Excerpted records:
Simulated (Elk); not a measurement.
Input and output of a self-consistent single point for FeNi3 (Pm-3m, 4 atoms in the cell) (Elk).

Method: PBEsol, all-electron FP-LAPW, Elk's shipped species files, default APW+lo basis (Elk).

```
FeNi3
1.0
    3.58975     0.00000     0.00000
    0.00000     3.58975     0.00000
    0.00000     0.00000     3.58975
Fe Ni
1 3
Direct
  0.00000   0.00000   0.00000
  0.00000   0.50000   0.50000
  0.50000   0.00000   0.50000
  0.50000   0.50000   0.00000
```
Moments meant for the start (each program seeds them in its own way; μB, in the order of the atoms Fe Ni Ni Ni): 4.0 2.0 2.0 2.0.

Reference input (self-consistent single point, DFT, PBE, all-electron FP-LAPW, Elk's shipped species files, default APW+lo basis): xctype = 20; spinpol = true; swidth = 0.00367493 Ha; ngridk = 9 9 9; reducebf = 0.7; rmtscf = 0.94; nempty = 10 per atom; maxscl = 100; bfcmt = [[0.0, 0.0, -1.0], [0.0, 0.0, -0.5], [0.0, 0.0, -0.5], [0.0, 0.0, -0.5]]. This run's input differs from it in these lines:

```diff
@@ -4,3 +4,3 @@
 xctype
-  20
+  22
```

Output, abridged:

Exercise: The response must consist solely of the lines from the top of the records through the line holding "Moments meant for", copied word for word.

Problem solution:
Simulated (Elk); not a measurement.
Input and output of a self-consistent single point for FeNi3 (Pm-3m, 4 atoms in the cell) (Elk).

Method: PBEsol, all-electron FP-LAPW, Elk's shipped species files, default APW+lo basis (Elk).

```
FeNi3
1.0
    3.58975     0.00000     0.00000
    0.00000     3.58975     0.00000
    0.00000     0.00000     3.58975
Fe Ni
1 3
Direct
  0.00000   0.00000   0.00000
  0.00000   0.50000   0.50000
  0.50000   0.00000   0.50000
  0.50000   0.50000   0.00000
```
Moments meant for the start (each program seeds them in its own way; μB, in the order of the atoms Fe Ni Ni Ni): 4.0 2.0 2.0 2.0.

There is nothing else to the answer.